Supplied entries >>
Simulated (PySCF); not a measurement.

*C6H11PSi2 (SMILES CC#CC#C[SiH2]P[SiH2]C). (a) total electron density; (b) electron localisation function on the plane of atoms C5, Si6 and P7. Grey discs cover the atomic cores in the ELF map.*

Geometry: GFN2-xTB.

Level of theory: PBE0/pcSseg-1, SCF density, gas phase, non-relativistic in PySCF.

Requirement >>
Write the material above out once more, exactly as it stands.

Response >>
Simulated (PySCF); not a measurement.

*C6H11PSi2 (SMILES CC#CC#C[SiH2]P[SiH2]C). (a) total electron density; (b) electron localisation function on the plane of atoms C5, Si6 and P7. Grey discs cover the atomic cores in the ELF map.*

Geometry: GFN2-xTB.

Level of theory: PBE0/pcSseg-1, SCF density, gas phase, non-relativistic in PySCF.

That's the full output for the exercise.